- **Work request**
Repeat exactly the lines below that lie between the line with "- PBE0/def2-TZVP: 60, 71, 155, 183, 188, 212" and the line with "- GFN2-xTB: 49, 49, 137, 143, 155, 164", counting both of those lines as part of the answer.

- **Dataset records**
>>>

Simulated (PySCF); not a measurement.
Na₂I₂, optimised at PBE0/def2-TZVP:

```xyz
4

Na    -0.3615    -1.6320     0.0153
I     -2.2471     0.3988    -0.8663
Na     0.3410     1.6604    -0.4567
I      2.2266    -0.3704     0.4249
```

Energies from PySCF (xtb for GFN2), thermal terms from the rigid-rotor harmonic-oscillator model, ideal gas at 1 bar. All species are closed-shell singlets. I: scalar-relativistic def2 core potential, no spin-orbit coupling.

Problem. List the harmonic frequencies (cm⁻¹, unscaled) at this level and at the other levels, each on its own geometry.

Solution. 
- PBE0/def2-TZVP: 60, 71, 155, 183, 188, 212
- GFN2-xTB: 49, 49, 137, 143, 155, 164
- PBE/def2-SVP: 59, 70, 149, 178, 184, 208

<<<

- **Task answer**
- PBE0/def2-TZVP: 60, 71, 155, 183, 188, 212
- GFN2-xTB: 49, 49, 137, 143, 155, 164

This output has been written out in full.